::::::::

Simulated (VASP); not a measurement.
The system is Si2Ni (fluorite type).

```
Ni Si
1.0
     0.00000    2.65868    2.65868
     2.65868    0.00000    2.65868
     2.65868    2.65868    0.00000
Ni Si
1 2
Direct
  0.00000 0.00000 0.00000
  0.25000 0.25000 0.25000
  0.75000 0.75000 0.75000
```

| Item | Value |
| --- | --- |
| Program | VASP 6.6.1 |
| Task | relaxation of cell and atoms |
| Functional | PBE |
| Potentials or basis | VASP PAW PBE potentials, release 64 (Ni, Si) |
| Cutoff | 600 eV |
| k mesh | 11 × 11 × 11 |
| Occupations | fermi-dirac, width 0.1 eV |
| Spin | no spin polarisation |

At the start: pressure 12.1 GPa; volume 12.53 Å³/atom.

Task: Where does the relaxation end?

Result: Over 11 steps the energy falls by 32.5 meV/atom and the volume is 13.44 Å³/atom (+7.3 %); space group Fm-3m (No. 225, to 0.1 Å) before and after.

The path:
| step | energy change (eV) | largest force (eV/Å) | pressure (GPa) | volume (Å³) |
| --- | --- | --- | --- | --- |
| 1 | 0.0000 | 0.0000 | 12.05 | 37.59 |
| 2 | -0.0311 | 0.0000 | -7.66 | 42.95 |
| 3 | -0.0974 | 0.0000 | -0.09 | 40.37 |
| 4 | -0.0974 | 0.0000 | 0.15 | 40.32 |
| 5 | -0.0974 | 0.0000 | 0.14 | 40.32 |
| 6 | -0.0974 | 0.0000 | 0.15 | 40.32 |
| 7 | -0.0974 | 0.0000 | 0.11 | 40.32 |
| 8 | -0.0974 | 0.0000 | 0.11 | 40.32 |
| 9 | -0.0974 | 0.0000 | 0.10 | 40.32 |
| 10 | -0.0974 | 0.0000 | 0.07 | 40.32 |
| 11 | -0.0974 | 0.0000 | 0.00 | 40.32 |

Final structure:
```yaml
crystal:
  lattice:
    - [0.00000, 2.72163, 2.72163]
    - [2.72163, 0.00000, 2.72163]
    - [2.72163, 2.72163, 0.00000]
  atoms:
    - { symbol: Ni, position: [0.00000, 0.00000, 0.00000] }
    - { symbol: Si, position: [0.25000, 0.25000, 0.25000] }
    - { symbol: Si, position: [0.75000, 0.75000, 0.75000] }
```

::::::::

| Work item |
Word for word, quote the lines of the material from the first line through the line with "11 × 11 × 11 |", both ends included.

| Task solution |
Simulated (VASP); not a measurement.
The system is Si2Ni (fluorite type).

```
Ni Si
1.0
     0.00000    2.65868    2.65868
     2.65868    0.00000    2.65868
     2.65868    2.65868    0.00000
Ni Si
1 2
Direct
  0.00000 0.00000 0.00000
  0.25000 0.25000 0.25000
  0.75000 0.75000 0.75000
```

| Item | Value |
| --- | --- |
| Program | VASP 6.6.1 |
| Task | relaxation of cell and atoms |
| Functional | PBE |
| Potentials or basis | VASP PAW PBE potentials, release 64 (Ni, Si) |
| Cutoff | 600 eV |
| k mesh | 11 × 11 × 11 |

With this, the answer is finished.